(MATERIAL SHOWN):
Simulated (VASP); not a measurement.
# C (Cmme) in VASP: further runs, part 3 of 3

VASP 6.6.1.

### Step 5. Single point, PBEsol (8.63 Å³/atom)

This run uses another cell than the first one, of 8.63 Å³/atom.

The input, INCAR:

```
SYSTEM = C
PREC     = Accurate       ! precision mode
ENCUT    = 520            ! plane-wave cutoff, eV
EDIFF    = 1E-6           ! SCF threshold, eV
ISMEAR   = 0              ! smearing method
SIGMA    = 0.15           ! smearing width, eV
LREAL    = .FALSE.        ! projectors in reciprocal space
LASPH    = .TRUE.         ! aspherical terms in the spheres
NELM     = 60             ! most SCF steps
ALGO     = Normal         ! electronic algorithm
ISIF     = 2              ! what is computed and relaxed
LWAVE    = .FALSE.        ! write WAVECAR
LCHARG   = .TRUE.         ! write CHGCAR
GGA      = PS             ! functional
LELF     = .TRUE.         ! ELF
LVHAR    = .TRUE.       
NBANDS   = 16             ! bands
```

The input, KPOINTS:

(ASSIGNED TASK): All records shown above must be set down again verbatim.

(ANSWER BOX):
Simulated (VASP); not a measurement.
# C (Cmme) in VASP: further runs, part 3 of 3

VASP 6.6.1.

### Step 5. Single point, PBEsol (8.63 Å³/atom)

This run uses another cell than the first one, of 8.63 Å³/atom.

The input, INCAR:

```
SYSTEM = C
PREC     = Accurate       ! precision mode
ENCUT    = 520            ! plane-wave cutoff, eV
EDIFF    = 1E-6           ! SCF threshold, eV
ISMEAR   = 0              ! smearing method
SIGMA    = 0.15           ! smearing width, eV
LREAL    = .FALSE.        ! projectors in reciprocal space
LASPH    = .TRUE.         ! aspherical terms in the spheres
NELM     = 60             ! most SCF steps
ALGO     = Normal         ! electronic algorithm
ISIF     = 2              ! what is computed and relaxed
LWAVE    = .FALSE.        ! write WAVECAR
LCHARG   = .TRUE.         ! write CHGCAR
GGA      = PS             ! functional
LELF     = .TRUE.         ! ELF
LVHAR    = .TRUE.       
NBANDS   = 16             ! bands
```

The input, KPOINTS:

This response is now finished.